**SOURCE INFORMATION**.
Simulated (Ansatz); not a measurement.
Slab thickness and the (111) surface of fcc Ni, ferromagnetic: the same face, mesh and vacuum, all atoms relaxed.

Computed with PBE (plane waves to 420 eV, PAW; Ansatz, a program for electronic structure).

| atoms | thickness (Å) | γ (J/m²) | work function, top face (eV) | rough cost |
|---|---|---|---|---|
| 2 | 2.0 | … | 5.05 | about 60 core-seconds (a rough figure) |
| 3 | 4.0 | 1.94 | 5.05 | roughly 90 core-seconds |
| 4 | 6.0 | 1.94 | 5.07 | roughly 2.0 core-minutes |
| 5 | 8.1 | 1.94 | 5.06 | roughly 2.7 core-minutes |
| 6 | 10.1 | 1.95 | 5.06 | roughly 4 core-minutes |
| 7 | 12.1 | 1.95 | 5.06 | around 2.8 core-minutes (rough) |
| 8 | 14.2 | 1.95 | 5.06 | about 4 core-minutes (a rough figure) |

**WORK REQUEST**.
Return all of the data exactly as it reads.

**RESPONSE AREA**.
Simulated (Ansatz); not a measurement.
Slab thickness and the (111) surface of fcc Ni, ferromagnetic: the same face, mesh and vacuum, all atoms relaxed.

Computed with PBE (plane waves to 420 eV, PAW; Ansatz, a program for electronic structure).

| atoms | thickness (Å) | γ (J/m²) | work function, top face (eV) | rough cost |
|---|---|---|---|---|
| 2 | 2.0 | … | 5.05 | about 60 core-seconds (a rough figure) |
| 3 | 4.0 | 1.94 | 5.05 | roughly 90 core-seconds |
| 4 | 6.0 | 1.94 | 5.07 | roughly 2.0 core-minutes |
| 5 | 8.1 | 1.94 | 5.06 | roughly 2.7 core-minutes |
| 6 | 10.1 | 1.95 | 5.06 | roughly 4 core-minutes |
| 7 | 12.1 | 1.95 | 5.06 | around 2.8 core-minutes (rough) |
| 8 | 14.2 | 1.95 | 5.06 | about 4 core-minutes (a rough figure) |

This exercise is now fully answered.